○ ○ ○ ○ ○

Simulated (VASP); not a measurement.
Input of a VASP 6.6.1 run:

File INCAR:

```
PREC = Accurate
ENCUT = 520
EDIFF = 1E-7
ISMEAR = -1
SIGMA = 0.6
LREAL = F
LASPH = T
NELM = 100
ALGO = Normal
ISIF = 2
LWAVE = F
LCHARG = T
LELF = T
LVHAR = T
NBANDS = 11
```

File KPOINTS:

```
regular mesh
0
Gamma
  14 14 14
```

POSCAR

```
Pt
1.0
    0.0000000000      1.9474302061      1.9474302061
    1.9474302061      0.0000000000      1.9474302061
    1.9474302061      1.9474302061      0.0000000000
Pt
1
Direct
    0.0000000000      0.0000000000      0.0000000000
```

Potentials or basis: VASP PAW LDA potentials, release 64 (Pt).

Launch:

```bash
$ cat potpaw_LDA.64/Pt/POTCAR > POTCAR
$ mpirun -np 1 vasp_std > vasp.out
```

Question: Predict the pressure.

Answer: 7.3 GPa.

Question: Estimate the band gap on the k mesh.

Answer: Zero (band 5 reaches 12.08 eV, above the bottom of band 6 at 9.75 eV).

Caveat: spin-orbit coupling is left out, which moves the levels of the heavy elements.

○ ○ ○ ○ ○

• REQUIREMENT: Please return the full listing exactly as it appears.

• RESPONSE BOX:
Simulated (VASP); not a measurement.
Input of a VASP 6.6.1 run:

File INCAR:

```
PREC = Accurate
ENCUT = 520
EDIFF = 1E-7
ISMEAR = -1
SIGMA = 0.6
LREAL = F
LASPH = T
NELM = 100
ALGO = Normal
ISIF = 2
LWAVE = F
LCHARG = T
LELF = T
LVHAR = T
NBANDS = 11
```

File KPOINTS:

```
regular mesh
0
Gamma
  14 14 14
```

POSCAR

```
Pt
1.0
    0.0000000000      1.9474302061      1.9474302061
    1.9474302061      0.0000000000      1.9474302061
    1.9474302061      1.9474302061      0.0000000000
Pt
1
Direct
    0.0000000000      0.0000000000      0.0000000000
```

Potentials or basis: VASP PAW LDA potentials, release 64 (Pt).

Launch:

```bash
$ cat potpaw_LDA.64/Pt/POTCAR > POTCAR
$ mpirun -np 1 vasp_std > vasp.out
```

Question: Predict the pressure.

Answer: 7.3 GPa.

Question: Estimate the band gap on the k mesh.

Answer: Zero (band 5 reaches 12.08 eV, above the bottom of band 6 at 9.75 eV).

Caveat: spin-orbit coupling is left out, which moves the levels of the heavy elements.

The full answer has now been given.